=-=-=-=-=

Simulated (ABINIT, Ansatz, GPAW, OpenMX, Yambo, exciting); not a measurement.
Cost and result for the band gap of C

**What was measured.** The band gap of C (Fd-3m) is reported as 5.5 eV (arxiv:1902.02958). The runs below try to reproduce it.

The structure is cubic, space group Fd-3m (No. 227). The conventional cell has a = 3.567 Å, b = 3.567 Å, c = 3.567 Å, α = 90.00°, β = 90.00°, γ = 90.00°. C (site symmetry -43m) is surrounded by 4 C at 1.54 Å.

=-=-=-=-=

§ ACTION ITEM: Word for word, write out every entry shown above.

§ RESPONSE AREA:
Simulated (ABINIT, Ansatz, GPAW, OpenMX, Yambo, exciting); not a measurement.
Cost and result for the band gap of C

**What was measured.** The band gap of C (Fd-3m) is reported as 5.5 eV (arxiv:1902.02958). The runs below try to reproduce it.

The structure is cubic, space group Fd-3m (No. 227). The conventional cell has a = 3.567 Å, b = 3.567 Å, c = 3.567 Å, α = 90.00°, β = 90.00°, γ = 90.00°. C (site symmetry -43m) is surrounded by 4 C at 1.54 Å.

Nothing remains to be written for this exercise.